Study material:
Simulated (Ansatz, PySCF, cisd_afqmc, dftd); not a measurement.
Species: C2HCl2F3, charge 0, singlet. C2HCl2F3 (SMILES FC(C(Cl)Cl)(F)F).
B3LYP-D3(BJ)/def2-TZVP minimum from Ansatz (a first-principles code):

Assigned task:
Retype each entry exactly.

Your solution:
Simulated (Ansatz, PySCF, cisd_afqmc, dftd); not a measurement.
Species: C2HCl2F3, charge 0, singlet. C2HCl2F3 (SMILES FC(C(Cl)Cl)(F)F).
B3LYP-D3(BJ)/def2-TZVP minimum from Ansatz (a first-principles code):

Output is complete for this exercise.